########################################

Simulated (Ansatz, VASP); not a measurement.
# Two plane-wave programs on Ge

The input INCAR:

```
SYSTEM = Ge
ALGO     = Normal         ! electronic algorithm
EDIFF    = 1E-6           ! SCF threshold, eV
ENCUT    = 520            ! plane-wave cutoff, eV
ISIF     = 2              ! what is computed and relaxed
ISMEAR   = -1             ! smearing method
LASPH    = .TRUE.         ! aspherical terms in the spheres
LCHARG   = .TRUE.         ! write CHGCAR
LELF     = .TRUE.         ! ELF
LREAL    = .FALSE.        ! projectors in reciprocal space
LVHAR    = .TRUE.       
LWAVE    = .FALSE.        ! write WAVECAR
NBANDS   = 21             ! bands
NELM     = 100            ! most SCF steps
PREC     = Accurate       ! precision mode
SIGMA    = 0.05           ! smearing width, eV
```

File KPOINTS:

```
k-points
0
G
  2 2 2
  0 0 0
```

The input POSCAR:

########################################

• _Work instruction_:
Each entry above needs to be duplicated verbatim.

• _Reply_:
Simulated (Ansatz, VASP); not a measurement.
# Two plane-wave programs on Ge

The input INCAR:

```
SYSTEM = Ge
ALGO     = Normal         ! electronic algorithm
EDIFF    = 1E-6           ! SCF threshold, eV
ENCUT    = 520            ! plane-wave cutoff, eV
ISIF     = 2              ! what is computed and relaxed
ISMEAR   = -1             ! smearing method
LASPH    = .TRUE.         ! aspherical terms in the spheres
LCHARG   = .TRUE.         ! write CHGCAR
LELF     = .TRUE.         ! ELF
LREAL    = .FALSE.        ! projectors in reciprocal space
LVHAR    = .TRUE.       
LWAVE    = .FALSE.        ! write WAVECAR
NBANDS   = 21             ! bands
NELM     = 100            ! most SCF steps
PREC     = Accurate       ! precision mode
SIGMA    = 0.05           ! smearing width, eV
```

File KPOINTS:

```
k-points
0
G
  2 2 2
  0 0 0
```

The input POSCAR:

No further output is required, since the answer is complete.